Activity: Between the line containing "a benzene ring?" and the line containing "Carbon signals by" lies a run of lines; give that run again exactly, with both of those lines, and nothing else from the entries below.

Dataset entries Start Marker

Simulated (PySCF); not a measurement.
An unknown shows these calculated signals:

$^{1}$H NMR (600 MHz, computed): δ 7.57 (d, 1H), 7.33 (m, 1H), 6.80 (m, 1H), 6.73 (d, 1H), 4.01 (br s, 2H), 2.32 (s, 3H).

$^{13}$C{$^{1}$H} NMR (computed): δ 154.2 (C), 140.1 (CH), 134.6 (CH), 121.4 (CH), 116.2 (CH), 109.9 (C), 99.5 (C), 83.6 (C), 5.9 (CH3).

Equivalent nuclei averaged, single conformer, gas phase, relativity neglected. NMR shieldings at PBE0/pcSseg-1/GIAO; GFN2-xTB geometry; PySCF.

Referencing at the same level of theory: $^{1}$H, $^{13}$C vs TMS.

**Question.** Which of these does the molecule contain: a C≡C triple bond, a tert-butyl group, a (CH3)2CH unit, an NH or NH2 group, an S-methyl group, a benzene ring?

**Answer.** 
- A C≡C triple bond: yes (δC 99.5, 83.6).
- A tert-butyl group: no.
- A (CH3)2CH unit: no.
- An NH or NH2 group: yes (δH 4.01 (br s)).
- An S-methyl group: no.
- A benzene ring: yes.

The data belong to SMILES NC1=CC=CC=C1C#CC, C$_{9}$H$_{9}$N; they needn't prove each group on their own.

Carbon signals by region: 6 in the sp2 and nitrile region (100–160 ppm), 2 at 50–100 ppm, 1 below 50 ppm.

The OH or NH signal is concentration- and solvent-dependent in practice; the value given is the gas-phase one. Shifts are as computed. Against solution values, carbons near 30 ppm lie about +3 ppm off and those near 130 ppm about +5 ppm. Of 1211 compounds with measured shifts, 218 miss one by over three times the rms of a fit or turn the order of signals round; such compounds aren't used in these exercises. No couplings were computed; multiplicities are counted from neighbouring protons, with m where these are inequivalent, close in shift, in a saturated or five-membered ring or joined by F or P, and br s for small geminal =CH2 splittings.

Dataset entries End Marker

Exercise output:
**Question.** Which of these does the molecule contain: a C≡C triple bond, a tert-butyl group, a (CH3)2CH unit, an NH or NH2 group, an S-methyl group, a benzene ring?

**Answer.** 
- A C≡C triple bond: yes (δC 99.5, 83.6).
- A tert-butyl group: no.
- A (CH3)2CH unit: no.
- An NH or NH2 group: yes (δH 4.01 (br s)).
- An S-methyl group: no.
- A benzene ring: yes.

The data belong to SMILES NC1=CC=CC=C1C#CC, C$_{9}$H$_{9}$N; they needn't prove each group on their own.

Carbon signals by region: 6 in the sp2 and nitrile region (100–160 ppm), 2 at 50–100 ppm, 1 below 50 ppm.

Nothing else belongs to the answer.